Brief — Write out exactly the lines from the first line of the records below through the line that contains "Problem. Estimate the wall time of this run.", and stop there.

Information provided —
------------------------------

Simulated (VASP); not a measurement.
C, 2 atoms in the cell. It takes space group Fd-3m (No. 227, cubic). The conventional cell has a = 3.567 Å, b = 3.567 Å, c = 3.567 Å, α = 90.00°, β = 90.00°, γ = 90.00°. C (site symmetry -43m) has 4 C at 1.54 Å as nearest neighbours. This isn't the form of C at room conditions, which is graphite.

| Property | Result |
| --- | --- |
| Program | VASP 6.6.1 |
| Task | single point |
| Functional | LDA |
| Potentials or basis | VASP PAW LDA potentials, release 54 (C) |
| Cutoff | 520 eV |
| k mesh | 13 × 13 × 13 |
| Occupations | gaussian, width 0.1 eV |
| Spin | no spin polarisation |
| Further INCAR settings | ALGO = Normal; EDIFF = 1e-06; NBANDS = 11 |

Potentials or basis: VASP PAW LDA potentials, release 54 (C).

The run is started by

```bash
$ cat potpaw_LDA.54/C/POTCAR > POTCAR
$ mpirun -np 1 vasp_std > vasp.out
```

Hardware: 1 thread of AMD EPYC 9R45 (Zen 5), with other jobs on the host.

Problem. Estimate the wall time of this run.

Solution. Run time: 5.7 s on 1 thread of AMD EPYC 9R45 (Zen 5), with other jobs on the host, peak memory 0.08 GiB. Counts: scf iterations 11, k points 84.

------------------------------

Exercise response —
Simulated (VASP); not a measurement.
C, 2 atoms in the cell. It takes space group Fd-3m (No. 227, cubic). The conventional cell has a = 3.567 Å, b = 3.567 Å, c = 3.567 Å, α = 90.00°, β = 90.00°, γ = 90.00°. C (site symmetry -43m) has 4 C at 1.54 Å as nearest neighbours. This isn't the form of C at room conditions, which is graphite.

| Property | Result |
| --- | --- |
| Program | VASP 6.6.1 |
| Task | single point |
| Functional | LDA |
| Potentials or basis | VASP PAW LDA potentials, release 54 (C) |
| Cutoff | 520 eV |
| k mesh | 13 × 13 × 13 |
| Occupations | gaussian, width 0.1 eV |
| Spin | no spin polarisation |
| Further INCAR settings | ALGO = Normal; EDIFF = 1e-06; NBANDS = 11 |

Potentials or basis: VASP PAW LDA potentials, release 54 (C).

The run is started by

```bash
$ cat potpaw_LDA.54/C/POTCAR > POTCAR
$ mpirun -np 1 vasp_std > vasp.out
```

Hardware: 1 thread of AMD EPYC 9R45 (Zen 5), with other jobs on the host.

Problem. Estimate the wall time of this run.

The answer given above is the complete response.